TASK ITEM
For this exercise, return exactly the lines of the material below that begin at the one with "Zr 75 %, O 25 %." and stop after the one with "on the M–Γ line, 53 % of the way from M.".

DATA LISTING section start

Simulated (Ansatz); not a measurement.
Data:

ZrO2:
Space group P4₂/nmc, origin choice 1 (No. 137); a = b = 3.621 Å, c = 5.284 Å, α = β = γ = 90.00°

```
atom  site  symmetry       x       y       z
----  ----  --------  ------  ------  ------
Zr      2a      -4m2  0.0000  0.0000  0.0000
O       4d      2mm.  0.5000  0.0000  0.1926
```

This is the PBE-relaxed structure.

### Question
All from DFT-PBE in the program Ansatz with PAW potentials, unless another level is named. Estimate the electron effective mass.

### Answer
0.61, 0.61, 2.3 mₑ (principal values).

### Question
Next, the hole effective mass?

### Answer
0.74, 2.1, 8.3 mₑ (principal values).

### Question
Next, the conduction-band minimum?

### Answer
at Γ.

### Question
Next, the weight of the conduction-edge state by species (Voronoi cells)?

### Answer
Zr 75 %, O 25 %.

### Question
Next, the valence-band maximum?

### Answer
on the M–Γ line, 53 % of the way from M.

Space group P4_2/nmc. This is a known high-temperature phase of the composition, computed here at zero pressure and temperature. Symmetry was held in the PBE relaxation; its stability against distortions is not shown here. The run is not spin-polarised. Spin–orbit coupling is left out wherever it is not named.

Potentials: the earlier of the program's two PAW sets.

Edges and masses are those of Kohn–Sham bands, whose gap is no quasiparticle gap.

DATA LISTING section end

YOUR RESPONSE
Zr 75 %, O 25 %.

### Question
Next, the valence-band maximum?

### Answer
on the M–Γ line, 53 % of the way from M.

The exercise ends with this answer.